Word for word, transcribe every line below.

Start of MATERIAL SUPPLIED

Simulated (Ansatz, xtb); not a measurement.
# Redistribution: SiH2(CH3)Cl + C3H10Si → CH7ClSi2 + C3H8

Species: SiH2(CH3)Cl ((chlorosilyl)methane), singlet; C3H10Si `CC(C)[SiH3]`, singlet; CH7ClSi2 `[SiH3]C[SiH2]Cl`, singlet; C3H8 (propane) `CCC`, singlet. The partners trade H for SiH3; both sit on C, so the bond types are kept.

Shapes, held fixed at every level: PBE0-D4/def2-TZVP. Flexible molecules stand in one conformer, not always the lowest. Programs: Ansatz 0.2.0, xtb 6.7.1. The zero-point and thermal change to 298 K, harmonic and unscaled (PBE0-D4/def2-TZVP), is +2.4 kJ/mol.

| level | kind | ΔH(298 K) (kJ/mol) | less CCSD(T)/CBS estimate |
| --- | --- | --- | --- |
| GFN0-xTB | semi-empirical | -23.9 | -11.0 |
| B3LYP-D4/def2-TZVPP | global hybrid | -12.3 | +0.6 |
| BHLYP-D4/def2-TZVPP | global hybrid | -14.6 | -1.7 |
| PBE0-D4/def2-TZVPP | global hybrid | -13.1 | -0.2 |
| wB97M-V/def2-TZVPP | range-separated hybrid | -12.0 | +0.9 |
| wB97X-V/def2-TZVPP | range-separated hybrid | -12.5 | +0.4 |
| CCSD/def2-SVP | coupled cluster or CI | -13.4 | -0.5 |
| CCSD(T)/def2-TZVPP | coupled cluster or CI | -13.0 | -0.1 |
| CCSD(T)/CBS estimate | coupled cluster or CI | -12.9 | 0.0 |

End of MATERIAL SUPPLIED

**ANSWER BOX:**
Simulated (Ansatz, xtb); not a measurement.
# Redistribution: SiH2(CH3)Cl + C3H10Si → CH7ClSi2 + C3H8

Species: SiH2(CH3)Cl ((chlorosilyl)methane), singlet; C3H10Si `CC(C)[SiH3]`, singlet; CH7ClSi2 `[SiH3]C[SiH2]Cl`, singlet; C3H8 (propane) `CCC`, singlet. The partners trade H for SiH3; both sit on C, so the bond types are kept.

Shapes, held fixed at every level: PBE0-D4/def2-TZVP. Flexible molecules stand in one conformer, not always the lowest. Programs: Ansatz 0.2.0, xtb 6.7.1. The zero-point and thermal change to 298 K, harmonic and unscaled (PBE0-D4/def2-TZVP), is +2.4 kJ/mol.

| level | kind | ΔH(298 K) (kJ/mol) | less CCSD(T)/CBS estimate |
| --- | --- | --- | --- |
| GFN0-xTB | semi-empirical | -23.9 | -11.0 |
| B3LYP-D4/def2-TZVPP | global hybrid | -12.3 | +0.6 |
| BHLYP-D4/def2-TZVPP | global hybrid | -14.6 | -1.7 |
| PBE0-D4/def2-TZVPP | global hybrid | -13.1 | -0.2 |
| wB97M-V/def2-TZVPP | range-separated hybrid | -12.0 | +0.9 |
| wB97X-V/def2-TZVPP | range-separated hybrid | -12.5 | +0.4 |
| CCSD/def2-SVP | coupled cluster or CI | -13.4 | -0.5 |
| CCSD(T)/def2-TZVPP | coupled cluster or CI | -13.0 | -0.1 |
| CCSD(T)/CBS estimate | coupled cluster or CI | -12.9 | 0.0 |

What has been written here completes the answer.